• _Assignment_
Repeat every line below exactly, word for word.

• _Input data_
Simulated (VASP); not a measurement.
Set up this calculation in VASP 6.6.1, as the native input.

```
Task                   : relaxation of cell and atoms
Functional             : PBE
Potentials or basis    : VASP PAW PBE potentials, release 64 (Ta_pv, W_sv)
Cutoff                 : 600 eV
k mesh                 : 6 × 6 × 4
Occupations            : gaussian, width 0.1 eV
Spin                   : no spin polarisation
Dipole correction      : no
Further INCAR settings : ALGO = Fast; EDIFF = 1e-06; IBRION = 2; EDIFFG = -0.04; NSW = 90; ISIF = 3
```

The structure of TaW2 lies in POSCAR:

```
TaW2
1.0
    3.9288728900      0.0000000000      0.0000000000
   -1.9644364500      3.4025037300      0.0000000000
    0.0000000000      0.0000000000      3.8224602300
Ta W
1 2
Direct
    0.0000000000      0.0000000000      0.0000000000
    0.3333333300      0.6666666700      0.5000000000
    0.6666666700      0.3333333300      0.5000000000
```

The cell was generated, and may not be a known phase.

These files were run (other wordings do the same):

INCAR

• _Written reply_
Simulated (VASP); not a measurement.
Set up this calculation in VASP 6.6.1, as the native input.

```
Task                   : relaxation of cell and atoms
Functional             : PBE
Potentials or basis    : VASP PAW PBE potentials, release 64 (Ta_pv, W_sv)
Cutoff                 : 600 eV
k mesh                 : 6 × 6 × 4
Occupations            : gaussian, width 0.1 eV
Spin                   : no spin polarisation
Dipole correction      : no
Further INCAR settings : ALGO = Fast; EDIFF = 1e-06; IBRION = 2; EDIFFG = -0.04; NSW = 90; ISIF = 3
```

The structure of TaW2 lies in POSCAR:

```
TaW2
1.0
    3.9288728900      0.0000000000      0.0000000000
   -1.9644364500      3.4025037300      0.0000000000
    0.0000000000      0.0000000000      3.8224602300
Ta W
1 2
Direct
    0.0000000000      0.0000000000      0.0000000000
    0.3333333300      0.6666666700      0.5000000000
    0.6666666700      0.3333333300      0.5000000000
```

The cell was generated, and may not be a known phase.

These files were run (other wordings do the same):

INCAR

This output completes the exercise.